== DATA ==
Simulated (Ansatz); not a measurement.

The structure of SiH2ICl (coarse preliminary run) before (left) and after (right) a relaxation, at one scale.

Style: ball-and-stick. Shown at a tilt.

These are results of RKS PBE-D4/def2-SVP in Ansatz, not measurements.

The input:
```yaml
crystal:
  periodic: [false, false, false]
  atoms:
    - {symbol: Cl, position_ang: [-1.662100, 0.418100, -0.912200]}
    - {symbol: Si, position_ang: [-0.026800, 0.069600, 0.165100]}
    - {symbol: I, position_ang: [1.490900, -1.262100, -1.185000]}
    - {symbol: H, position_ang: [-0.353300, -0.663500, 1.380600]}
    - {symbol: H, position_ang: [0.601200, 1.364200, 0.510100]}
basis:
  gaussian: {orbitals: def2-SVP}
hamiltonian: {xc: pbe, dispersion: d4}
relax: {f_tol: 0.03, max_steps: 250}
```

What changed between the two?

== REQUIRED ACTION ==
Nothing but the lines from the start of the data through the line holding "Style: ball-and-stick. Shown at a tilt." should be restated, and each one exactly.

== EXERCISE SOLUTION ==
Simulated (Ansatz); not a measurement.

The structure of SiH2ICl (coarse preliminary run) before (left) and after (right) a relaxation, at one scale.

Style: ball-and-stick. Shown at a tilt.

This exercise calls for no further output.